Exercise:
Write out the records that follow with every word intact.

Dataset extract:

********

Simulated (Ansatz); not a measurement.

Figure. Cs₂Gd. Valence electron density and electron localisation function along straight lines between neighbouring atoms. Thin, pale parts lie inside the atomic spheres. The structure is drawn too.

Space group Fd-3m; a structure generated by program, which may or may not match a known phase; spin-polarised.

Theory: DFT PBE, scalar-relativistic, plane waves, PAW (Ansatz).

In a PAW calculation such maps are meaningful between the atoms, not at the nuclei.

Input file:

********

Written response:
Simulated (Ansatz); not a measurement.

Figure. Cs₂Gd. Valence electron density and electron localisation function along straight lines between neighbouring atoms. Thin, pale parts lie inside the atomic spheres. The structure is drawn too.

Space group Fd-3m; a structure generated by program, which may or may not match a known phase; spin-polarised.

Theory: DFT PBE, scalar-relativistic, plane waves, PAW (Ansatz).

In a PAW calculation such maps are meaningful between the atoms, not at the nuclei.

Input file:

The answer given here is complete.